- [GIVEN RECORDS]:
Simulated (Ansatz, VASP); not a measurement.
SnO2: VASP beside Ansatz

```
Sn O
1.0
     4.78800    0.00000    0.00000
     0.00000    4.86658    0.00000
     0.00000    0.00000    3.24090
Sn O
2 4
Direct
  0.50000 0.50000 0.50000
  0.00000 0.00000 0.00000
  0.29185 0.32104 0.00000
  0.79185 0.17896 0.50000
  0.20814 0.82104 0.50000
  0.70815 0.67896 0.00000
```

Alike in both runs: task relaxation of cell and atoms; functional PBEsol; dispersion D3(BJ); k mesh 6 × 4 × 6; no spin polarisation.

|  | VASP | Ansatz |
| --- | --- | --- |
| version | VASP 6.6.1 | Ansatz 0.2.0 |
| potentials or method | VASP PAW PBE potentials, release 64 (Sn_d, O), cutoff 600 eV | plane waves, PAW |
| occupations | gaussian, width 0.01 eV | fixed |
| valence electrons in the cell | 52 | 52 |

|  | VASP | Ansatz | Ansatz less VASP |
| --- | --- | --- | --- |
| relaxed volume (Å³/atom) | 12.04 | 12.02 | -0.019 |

- [BRIEF]:
So that nothing is lost, please reproduce each entry exactly as written.

- [EXERCISE ANSWER]:
Simulated (Ansatz, VASP); not a measurement.
SnO2: VASP beside Ansatz

```
Sn O
1.0
     4.78800    0.00000    0.00000
     0.00000    4.86658    0.00000
     0.00000    0.00000    3.24090
Sn O
2 4
Direct
  0.50000 0.50000 0.50000
  0.00000 0.00000 0.00000
  0.29185 0.32104 0.00000
  0.79185 0.17896 0.50000
  0.20814 0.82104 0.50000
  0.70815 0.67896 0.00000
```

Alike in both runs: task relaxation of cell and atoms; functional PBEsol; dispersion D3(BJ); k mesh 6 × 4 × 6; no spin polarisation.

|  | VASP | Ansatz |
| --- | --- | --- |
| version | VASP 6.6.1 | Ansatz 0.2.0 |
| potentials or method | VASP PAW PBE potentials, release 64 (Sn_d, O), cutoff 600 eV | plane waves, PAW |
| occupations | gaussian, width 0.01 eV | fixed |
| valence electrons in the cell | 52 | 52 |

|  | VASP | Ansatz | Ansatz less VASP |
| --- | --- | --- | --- |
| relaxed volume (Å³/atom) | 12.04 | 12.02 | -0.019 |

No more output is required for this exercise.